**WORK INSTRUCTION**:
Only an exact repetition of the entries will do.

_ _ _ _ _ _ _

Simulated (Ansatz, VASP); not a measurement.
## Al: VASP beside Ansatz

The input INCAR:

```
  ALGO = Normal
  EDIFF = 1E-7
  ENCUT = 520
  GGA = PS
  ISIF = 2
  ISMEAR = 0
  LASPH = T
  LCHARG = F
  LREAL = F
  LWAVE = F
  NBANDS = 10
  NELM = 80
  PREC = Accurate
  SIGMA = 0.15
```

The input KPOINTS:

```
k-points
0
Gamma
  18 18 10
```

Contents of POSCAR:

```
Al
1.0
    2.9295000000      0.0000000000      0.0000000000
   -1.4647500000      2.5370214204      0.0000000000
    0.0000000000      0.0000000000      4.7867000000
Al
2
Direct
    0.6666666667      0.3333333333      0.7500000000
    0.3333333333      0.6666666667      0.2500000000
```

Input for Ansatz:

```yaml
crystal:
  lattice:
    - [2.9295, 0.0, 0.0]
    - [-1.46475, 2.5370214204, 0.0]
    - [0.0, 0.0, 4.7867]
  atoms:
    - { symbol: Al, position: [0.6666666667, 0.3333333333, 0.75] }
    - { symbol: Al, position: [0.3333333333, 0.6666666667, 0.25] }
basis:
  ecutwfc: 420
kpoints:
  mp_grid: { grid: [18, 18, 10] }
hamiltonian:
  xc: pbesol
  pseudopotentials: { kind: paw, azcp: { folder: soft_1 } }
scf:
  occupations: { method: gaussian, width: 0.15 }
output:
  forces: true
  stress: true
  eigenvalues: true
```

_ _ _ _ _ _ _

**EXERCISE RESPONSE**:
Simulated (Ansatz, VASP); not a measurement.
## Al: VASP beside Ansatz

The input INCAR:

```
  ALGO = Normal
  EDIFF = 1E-7
  ENCUT = 520
  GGA = PS
  ISIF = 2
  ISMEAR = 0
  LASPH = T
  LCHARG = F
  LREAL = F
  LWAVE = F
  NBANDS = 10
  NELM = 80
  PREC = Accurate
  SIGMA = 0.15
```

The input KPOINTS:

```
k-points
0
Gamma
  18 18 10
```

Contents of POSCAR:

```
Al
1.0
    2.9295000000      0.0000000000      0.0000000000
   -1.4647500000      2.5370214204      0.0000000000
    0.0000000000      0.0000000000      4.7867000000
Al
2
Direct
    0.6666666667      0.3333333333      0.7500000000
    0.3333333333      0.6666666667      0.2500000000
```

Input for Ansatz:

```yaml
crystal:
  lattice:
    - [2.9295, 0.0, 0.0]
    - [-1.46475, 2.5370214204, 0.0]
    - [0.0, 0.0, 4.7867]
  atoms:
    - { symbol: Al, position: [0.6666666667, 0.3333333333, 0.75] }
    - { symbol: Al, position: [0.3333333333, 0.6666666667, 0.25] }
basis:
  ecutwfc: 420
kpoints:
  mp_grid: { grid: [18, 18, 10] }
hamiltonian:
  xc: pbesol
  pseudopotentials: { kind: paw, azcp: { folder: soft_1 } }
scf:
  occupations: { method: gaussian, width: 0.15 }
output:
  forces: true
  stress: true
  eigenvalues: true
```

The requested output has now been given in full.